# DATA SHOWN:
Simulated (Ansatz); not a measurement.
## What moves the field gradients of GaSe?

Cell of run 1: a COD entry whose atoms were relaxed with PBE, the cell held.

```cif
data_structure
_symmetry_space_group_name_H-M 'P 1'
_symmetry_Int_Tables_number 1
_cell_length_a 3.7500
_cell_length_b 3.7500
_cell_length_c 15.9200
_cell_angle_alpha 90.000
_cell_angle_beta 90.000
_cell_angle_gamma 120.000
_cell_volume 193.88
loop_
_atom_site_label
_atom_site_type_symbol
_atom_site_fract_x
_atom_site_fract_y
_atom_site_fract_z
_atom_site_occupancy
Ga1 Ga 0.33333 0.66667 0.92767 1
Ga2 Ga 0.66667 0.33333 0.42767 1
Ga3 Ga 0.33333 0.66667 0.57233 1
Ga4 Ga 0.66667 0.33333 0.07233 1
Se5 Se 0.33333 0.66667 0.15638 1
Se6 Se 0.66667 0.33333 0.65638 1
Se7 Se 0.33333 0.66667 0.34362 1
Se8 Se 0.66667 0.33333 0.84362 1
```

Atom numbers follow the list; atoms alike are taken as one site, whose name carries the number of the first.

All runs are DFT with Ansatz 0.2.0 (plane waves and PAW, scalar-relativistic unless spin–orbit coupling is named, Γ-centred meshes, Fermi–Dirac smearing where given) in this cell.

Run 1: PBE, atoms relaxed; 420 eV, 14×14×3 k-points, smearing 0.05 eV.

# WORK INSTRUCTION:
Each line of the data above needs to be returned exactly.

# RESPONSE AREA:
Simulated (Ansatz); not a measurement.
## What moves the field gradients of GaSe?

Cell of run 1: a COD entry whose atoms were relaxed with PBE, the cell held.

```cif
data_structure
_symmetry_space_group_name_H-M 'P 1'
_symmetry_Int_Tables_number 1
_cell_length_a 3.7500
_cell_length_b 3.7500
_cell_length_c 15.9200
_cell_angle_alpha 90.000
_cell_angle_beta 90.000
_cell_angle_gamma 120.000
_cell_volume 193.88
loop_
_atom_site_label
_atom_site_type_symbol
_atom_site_fract_x
_atom_site_fract_y
_atom_site_fract_z
_atom_site_occupancy
Ga1 Ga 0.33333 0.66667 0.92767 1
Ga2 Ga 0.66667 0.33333 0.42767 1
Ga3 Ga 0.33333 0.66667 0.57233 1
Ga4 Ga 0.66667 0.33333 0.07233 1
Se5 Se 0.33333 0.66667 0.15638 1
Se6 Se 0.66667 0.33333 0.65638 1
Se7 Se 0.33333 0.66667 0.34362 1
Se8 Se 0.66667 0.33333 0.84362 1
```

Atom numbers follow the list; atoms alike are taken as one site, whose name carries the number of the first.

All runs are DFT with Ansatz 0.2.0 (plane waves and PAW, scalar-relativistic unless spin–orbit coupling is named, Γ-centred meshes, Fermi–Dirac smearing where given) in this cell.

Run 1: PBE, atoms relaxed; 420 eV, 14×14×3 k-points, smearing 0.05 eV.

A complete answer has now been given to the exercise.